ACTION ITEM
A faithful copy of the listing below is required.

STORED DATA
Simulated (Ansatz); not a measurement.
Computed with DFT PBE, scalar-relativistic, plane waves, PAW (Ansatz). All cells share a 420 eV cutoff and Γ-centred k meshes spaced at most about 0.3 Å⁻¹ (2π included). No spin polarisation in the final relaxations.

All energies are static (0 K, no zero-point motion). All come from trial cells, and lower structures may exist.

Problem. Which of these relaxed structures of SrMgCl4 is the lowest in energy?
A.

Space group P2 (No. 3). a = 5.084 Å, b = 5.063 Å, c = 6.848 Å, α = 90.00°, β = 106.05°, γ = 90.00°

EXERCISE OUTPUT
Simulated (Ansatz); not a measurement.
Computed with DFT PBE, scalar-relativistic, plane waves, PAW (Ansatz). All cells share a 420 eV cutoff and Γ-centred k meshes spaced at most about 0.3 Å⁻¹ (2π included). No spin polarisation in the final relaxations.

All energies are static (0 K, no zero-point motion). All come from trial cells, and lower structures may exist.

Problem. Which of these relaxed structures of SrMgCl4 is the lowest in energy?
A.

Space group P2 (No. 3). a = 5.084 Å, b = 5.063 Å, c = 6.848 Å, α = 90.00°, β = 106.05°, γ = 90.00°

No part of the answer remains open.